==== Dataset

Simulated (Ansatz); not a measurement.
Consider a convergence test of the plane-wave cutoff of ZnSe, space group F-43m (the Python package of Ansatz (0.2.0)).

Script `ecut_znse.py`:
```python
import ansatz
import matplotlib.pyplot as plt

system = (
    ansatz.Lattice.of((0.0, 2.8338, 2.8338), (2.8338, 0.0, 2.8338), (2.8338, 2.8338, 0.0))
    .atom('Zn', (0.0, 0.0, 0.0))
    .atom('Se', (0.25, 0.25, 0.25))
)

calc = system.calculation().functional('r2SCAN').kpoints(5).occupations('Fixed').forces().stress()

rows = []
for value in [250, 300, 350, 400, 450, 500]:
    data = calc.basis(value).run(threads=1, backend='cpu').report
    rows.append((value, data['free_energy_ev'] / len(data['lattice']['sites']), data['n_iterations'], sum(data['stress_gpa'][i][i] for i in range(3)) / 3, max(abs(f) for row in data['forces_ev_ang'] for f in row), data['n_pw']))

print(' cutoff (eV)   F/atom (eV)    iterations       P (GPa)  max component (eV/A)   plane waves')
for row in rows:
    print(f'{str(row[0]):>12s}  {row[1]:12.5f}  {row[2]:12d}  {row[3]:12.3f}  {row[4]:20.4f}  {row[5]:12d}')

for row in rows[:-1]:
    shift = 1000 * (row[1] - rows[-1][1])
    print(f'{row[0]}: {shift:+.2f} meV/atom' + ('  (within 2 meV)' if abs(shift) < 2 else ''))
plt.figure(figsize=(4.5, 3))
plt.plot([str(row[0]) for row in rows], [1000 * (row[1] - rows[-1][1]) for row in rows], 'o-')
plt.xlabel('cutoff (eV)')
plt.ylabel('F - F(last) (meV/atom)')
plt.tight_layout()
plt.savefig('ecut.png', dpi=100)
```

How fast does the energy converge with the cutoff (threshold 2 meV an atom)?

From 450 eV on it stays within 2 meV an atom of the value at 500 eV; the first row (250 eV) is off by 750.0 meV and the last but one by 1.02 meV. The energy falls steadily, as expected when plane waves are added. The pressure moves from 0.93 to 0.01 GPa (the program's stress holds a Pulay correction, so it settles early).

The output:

========

**Work order**
Within the listing above, the range opens at the line with "How fast does" and closes at the line with "From 450 eV". Reproduce exactly the lines of that range, including both ends.

**Answer section**
How fast does the energy converge with the cutoff (threshold 2 meV an atom)?

From 450 eV on it stays within 2 meV an atom of the value at 500 eV; the first row (250 eV) is off by 750.0 meV and the last but one by 1.02 meV. The energy falls steadily, as expected when plane waves are added. The pressure moves from 0.93 to 0.01 GPa (the program's stress holds a Pulay correction, so it settles early).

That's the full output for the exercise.